Assigned task - Exactly the lines from the start of the data below through the line containing "Aim: how far" must be returned, and no others.

Data section -
Content starts

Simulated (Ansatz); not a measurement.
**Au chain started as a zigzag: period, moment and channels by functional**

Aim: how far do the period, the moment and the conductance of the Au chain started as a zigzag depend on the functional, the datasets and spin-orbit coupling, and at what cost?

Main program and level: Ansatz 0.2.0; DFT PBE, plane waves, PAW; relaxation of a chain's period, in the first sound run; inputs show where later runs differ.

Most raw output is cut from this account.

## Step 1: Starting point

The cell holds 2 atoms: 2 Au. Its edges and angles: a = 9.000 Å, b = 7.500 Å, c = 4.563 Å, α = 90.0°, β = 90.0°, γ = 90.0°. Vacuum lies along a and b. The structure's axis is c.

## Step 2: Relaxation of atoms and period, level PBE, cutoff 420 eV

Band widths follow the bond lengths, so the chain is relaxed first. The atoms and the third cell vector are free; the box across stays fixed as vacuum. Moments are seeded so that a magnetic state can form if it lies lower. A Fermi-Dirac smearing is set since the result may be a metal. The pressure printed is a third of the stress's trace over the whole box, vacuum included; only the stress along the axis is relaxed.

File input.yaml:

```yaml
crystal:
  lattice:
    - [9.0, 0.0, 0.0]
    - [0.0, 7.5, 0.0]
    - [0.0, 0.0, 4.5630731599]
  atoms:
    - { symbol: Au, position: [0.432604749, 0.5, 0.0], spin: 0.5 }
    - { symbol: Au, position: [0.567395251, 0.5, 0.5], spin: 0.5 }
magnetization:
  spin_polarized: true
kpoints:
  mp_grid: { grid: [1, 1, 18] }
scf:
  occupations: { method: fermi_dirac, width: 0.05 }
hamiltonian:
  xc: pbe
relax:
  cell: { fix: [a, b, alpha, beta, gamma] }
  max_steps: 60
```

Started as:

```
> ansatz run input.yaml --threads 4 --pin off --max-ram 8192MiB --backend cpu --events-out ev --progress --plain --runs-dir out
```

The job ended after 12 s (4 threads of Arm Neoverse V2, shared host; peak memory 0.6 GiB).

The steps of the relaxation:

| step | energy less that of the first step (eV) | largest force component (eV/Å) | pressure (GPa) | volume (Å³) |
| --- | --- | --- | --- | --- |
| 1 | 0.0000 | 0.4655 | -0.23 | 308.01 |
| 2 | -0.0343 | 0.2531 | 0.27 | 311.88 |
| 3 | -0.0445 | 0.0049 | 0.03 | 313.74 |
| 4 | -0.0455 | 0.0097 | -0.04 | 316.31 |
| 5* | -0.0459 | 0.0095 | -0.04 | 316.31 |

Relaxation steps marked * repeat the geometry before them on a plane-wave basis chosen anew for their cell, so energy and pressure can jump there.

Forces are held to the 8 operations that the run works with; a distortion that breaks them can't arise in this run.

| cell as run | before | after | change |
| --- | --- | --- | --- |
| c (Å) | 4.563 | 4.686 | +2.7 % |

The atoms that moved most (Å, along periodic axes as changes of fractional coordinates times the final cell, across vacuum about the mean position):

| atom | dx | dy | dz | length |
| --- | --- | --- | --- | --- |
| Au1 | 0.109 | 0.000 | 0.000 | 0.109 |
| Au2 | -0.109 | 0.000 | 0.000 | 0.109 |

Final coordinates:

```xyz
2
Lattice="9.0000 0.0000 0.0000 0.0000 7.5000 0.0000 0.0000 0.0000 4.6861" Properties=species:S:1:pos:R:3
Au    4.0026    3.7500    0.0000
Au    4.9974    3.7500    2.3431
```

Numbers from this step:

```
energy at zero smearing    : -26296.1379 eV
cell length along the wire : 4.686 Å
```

Content ends

Answer box -
Simulated (Ansatz); not a measurement.
**Au chain started as a zigzag: period, moment and channels by functional**

Aim: how far do the period, the moment and the conductance of the Au chain started as a zigzag depend on the functional, the datasets and spin-orbit coupling, and at what cost?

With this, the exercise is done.